(Beginning of Information supplied)

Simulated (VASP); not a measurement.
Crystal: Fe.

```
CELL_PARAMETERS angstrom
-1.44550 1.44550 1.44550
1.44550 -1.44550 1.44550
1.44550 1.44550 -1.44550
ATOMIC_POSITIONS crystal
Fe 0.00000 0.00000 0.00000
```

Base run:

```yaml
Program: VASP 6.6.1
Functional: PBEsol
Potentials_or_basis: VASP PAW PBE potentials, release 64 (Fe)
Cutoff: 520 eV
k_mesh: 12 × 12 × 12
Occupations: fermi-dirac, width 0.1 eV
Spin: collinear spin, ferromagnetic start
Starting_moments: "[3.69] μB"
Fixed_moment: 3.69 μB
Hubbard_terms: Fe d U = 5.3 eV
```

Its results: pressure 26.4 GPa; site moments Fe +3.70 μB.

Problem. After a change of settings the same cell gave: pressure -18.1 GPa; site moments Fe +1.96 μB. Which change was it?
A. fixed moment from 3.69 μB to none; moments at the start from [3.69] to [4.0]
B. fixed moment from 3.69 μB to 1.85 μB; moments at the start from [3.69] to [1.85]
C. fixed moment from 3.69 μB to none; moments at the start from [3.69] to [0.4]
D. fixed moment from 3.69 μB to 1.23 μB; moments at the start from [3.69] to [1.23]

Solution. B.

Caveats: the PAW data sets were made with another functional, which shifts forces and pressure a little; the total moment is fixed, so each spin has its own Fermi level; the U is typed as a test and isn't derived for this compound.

(End of Information supplied)

### Action item
Repeat exactly the lines of the listing above, from the one with "Crystal: Fe." down to the one with "C. fixed moment"; both of those lines belong in the range.

### Problem solution
Crystal: Fe.

```
CELL_PARAMETERS angstrom
-1.44550 1.44550 1.44550
1.44550 -1.44550 1.44550
1.44550 1.44550 -1.44550
ATOMIC_POSITIONS crystal
Fe 0.00000 0.00000 0.00000
```

Base run:

```yaml
Program: VASP 6.6.1
Functional: PBEsol
Potentials_or_basis: VASP PAW PBE potentials, release 64 (Fe)
Cutoff: 520 eV
k_mesh: 12 × 12 × 12
Occupations: fermi-dirac, width 0.1 eV
Spin: collinear spin, ferromagnetic start
Starting_moments: "[3.69] μB"
Fixed_moment: 3.69 μB
Hubbard_terms: Fe d U = 5.3 eV
```

Its results: pressure 26.4 GPa; site moments Fe +3.70 μB.

Problem. After a change of settings the same cell gave: pressure -18.1 GPa; site moments Fe +1.96 μB. Which change was it?
A. fixed moment from 3.69 μB to none; moments at the start from [3.69] to [4.0]
B. fixed moment from 3.69 μB to 1.85 μB; moments at the start from [3.69] to [1.85]
C. fixed moment from 3.69 μB to none; moments at the start from [3.69] to [0.4]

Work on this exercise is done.